▸ Dataset
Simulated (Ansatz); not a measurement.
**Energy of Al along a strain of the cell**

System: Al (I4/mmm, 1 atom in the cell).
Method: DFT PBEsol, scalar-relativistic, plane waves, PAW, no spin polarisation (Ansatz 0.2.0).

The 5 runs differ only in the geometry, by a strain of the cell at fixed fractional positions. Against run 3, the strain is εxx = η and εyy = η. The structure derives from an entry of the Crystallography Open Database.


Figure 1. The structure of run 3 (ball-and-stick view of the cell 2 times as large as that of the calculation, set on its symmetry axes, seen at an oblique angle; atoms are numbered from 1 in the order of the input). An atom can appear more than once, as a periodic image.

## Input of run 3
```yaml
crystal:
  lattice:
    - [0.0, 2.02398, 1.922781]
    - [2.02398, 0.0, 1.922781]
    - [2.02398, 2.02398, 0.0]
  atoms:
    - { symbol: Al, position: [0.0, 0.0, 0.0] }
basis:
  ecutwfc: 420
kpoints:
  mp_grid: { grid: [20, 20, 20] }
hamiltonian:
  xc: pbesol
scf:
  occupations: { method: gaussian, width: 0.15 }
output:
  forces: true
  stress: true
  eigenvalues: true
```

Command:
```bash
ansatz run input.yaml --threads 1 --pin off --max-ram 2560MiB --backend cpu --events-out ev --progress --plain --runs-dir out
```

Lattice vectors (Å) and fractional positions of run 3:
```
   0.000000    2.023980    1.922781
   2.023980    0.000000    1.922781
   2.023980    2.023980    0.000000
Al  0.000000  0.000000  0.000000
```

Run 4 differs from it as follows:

▸ Work task
Set down precisely the lines above between the line holding "Method: DFT PBEsol, scalar-relativistic, plane" and the line holding "The 5 runs differ", inclusive, and nothing beyond them.

▸ Answer space
Method: DFT PBEsol, scalar-relativistic, plane waves, PAW, no spin polarisation (Ansatz 0.2.0).

The 5 runs differ only in the geometry, by a strain of the cell at fixed fractional positions. Against run 3, the strain is εxx = η and εyy = η. The structure derives from an entry of the Crystallography Open Database.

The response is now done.